» **Work task**: Only these lines are needed: the first line of the entries below through the line with "-0.0418 | 1346 |", each returned exactly.

» **Recorded information**:
········

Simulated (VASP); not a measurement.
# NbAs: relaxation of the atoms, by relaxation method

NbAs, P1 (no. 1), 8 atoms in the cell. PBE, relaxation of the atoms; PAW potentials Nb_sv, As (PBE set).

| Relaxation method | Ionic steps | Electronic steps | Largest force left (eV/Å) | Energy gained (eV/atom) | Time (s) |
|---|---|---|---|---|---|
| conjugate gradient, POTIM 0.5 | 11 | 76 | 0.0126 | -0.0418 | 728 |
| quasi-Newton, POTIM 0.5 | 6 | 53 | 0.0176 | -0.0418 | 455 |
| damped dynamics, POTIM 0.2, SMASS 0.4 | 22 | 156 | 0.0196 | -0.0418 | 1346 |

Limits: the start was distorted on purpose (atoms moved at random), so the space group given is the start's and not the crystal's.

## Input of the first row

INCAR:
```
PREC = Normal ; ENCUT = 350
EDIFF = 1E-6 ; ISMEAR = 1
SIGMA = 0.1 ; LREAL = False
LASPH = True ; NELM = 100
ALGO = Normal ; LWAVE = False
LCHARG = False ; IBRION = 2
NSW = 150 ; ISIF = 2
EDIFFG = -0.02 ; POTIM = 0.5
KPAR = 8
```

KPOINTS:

········

» **Your solution**:
Simulated (VASP); not a measurement.
# NbAs: relaxation of the atoms, by relaxation method

NbAs, P1 (no. 1), 8 atoms in the cell. PBE, relaxation of the atoms; PAW potentials Nb_sv, As (PBE set).

| Relaxation method | Ionic steps | Electronic steps | Largest force left (eV/Å) | Energy gained (eV/atom) | Time (s) |
|---|---|---|---|---|---|
| conjugate gradient, POTIM 0.5 | 11 | 76 | 0.0126 | -0.0418 | 728 |
| quasi-Newton, POTIM 0.5 | 6 | 53 | 0.0176 | -0.0418 | 455 |
| damped dynamics, POTIM 0.2, SMASS 0.4 | 22 | 156 | 0.0196 | -0.0418 | 1346 |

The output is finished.